* _Activity_:
Each line of the listing below should be restated word for word.

* _Material provided_:

==*==

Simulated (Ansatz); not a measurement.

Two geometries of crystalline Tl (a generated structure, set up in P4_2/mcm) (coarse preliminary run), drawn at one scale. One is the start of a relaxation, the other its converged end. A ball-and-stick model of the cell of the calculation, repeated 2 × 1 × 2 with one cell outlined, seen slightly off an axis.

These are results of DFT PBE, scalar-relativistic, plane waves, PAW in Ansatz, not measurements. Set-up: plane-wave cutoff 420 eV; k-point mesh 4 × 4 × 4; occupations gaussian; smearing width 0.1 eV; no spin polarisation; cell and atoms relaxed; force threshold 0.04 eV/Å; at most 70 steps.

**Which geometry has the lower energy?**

==*==

* _Reply_:
Simulated (Ansatz); not a measurement.

Two geometries of crystalline Tl (a generated structure, set up in P4_2/mcm) (coarse preliminary run), drawn at one scale. One is the start of a relaxation, the other its converged end. A ball-and-stick model of the cell of the calculation, repeated 2 × 1 × 2 with one cell outlined, seen slightly off an axis.

These are results of DFT PBE, scalar-relativistic, plane waves, PAW in Ansatz, not measurements. Set-up: plane-wave cutoff 420 eV; k-point mesh 4 × 4 × 4; occupations gaussian; smearing width 0.1 eV; no spin polarisation; cell and atoms relaxed; force threshold 0.04 eV/Å; at most 70 steps.

**Which geometry has the lower energy?**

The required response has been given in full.